- ACTION ITEM
Below are several entries. Transcribe exactly those lines that fall from the one with "C. The silicon-bound" through the one with "Answer: C (40.10", end lines included.

- INFORMATION SHOWN
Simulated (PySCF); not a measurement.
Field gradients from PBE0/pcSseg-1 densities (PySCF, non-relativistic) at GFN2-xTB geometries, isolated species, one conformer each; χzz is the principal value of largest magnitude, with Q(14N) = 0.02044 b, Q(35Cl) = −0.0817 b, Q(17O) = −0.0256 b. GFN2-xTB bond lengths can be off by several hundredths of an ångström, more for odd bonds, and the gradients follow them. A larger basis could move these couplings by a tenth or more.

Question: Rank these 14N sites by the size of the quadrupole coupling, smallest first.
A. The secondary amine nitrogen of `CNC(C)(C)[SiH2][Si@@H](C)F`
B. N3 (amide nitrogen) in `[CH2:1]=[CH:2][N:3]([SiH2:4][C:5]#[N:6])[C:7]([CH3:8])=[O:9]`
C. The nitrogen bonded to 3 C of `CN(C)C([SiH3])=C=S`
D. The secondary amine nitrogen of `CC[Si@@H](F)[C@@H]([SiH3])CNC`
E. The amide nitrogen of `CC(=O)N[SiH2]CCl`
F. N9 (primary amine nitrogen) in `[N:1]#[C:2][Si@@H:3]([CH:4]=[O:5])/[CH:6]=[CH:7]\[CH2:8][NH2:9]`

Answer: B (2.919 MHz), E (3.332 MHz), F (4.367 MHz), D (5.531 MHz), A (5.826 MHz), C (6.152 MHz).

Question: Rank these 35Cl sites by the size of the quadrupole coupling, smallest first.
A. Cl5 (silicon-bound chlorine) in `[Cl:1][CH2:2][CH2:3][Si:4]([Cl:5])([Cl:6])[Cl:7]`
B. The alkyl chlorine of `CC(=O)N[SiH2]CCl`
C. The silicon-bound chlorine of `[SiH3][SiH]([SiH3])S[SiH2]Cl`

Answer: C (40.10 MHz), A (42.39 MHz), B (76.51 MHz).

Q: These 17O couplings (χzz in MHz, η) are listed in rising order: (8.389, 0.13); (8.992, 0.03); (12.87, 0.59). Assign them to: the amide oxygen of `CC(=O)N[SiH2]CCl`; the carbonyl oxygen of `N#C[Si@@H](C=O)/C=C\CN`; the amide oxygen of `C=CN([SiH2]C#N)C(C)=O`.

- EXERCISE RESULT
C. The silicon-bound chlorine of `[SiH3][SiH]([SiH3])S[SiH2]Cl`

Answer: C (40.10 MHz), A (42.39 MHz), B (76.51 MHz).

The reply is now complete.